■ Work instruction
Restate the data that follows exactly as it stands, beginning with the first line and ending with the line that contains "VASP's potentials were".

■ Supplied material
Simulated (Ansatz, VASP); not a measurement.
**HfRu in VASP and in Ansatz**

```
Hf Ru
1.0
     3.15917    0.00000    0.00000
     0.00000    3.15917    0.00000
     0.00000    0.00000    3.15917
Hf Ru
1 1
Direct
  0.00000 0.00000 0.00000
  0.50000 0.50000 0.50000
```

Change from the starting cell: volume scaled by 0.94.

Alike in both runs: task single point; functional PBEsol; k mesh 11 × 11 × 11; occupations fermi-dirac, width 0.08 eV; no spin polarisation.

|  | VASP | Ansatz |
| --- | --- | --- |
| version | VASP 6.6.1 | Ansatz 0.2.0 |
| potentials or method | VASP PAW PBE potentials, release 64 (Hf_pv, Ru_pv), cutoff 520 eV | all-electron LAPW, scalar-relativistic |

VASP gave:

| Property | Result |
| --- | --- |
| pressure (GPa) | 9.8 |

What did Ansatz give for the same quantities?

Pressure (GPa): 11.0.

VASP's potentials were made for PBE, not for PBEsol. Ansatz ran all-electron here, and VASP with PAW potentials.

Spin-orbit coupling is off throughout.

■ Answer box
Simulated (Ansatz, VASP); not a measurement.
**HfRu in VASP and in Ansatz**

```
Hf Ru
1.0
     3.15917    0.00000    0.00000
     0.00000    3.15917    0.00000
     0.00000    0.00000    3.15917
Hf Ru
1 1
Direct
  0.00000 0.00000 0.00000
  0.50000 0.50000 0.50000
```

Change from the starting cell: volume scaled by 0.94.

Alike in both runs: task single point; functional PBEsol; k mesh 11 × 11 × 11; occupations fermi-dirac, width 0.08 eV; no spin polarisation.

|  | VASP | Ansatz |
| --- | --- | --- |
| version | VASP 6.6.1 | Ansatz 0.2.0 |
| potentials or method | VASP PAW PBE potentials, release 64 (Hf_pv, Ru_pv), cutoff 520 eV | all-electron LAPW, scalar-relativistic |

VASP gave:

| Property | Result |
| --- | --- |
| pressure (GPa) | 9.8 |

What did Ansatz give for the same quantities?

Pressure (GPa): 11.0.

VASP's potentials were made for PBE, not for PBEsol. Ansatz ran all-electron here, and VASP with PAW potentials.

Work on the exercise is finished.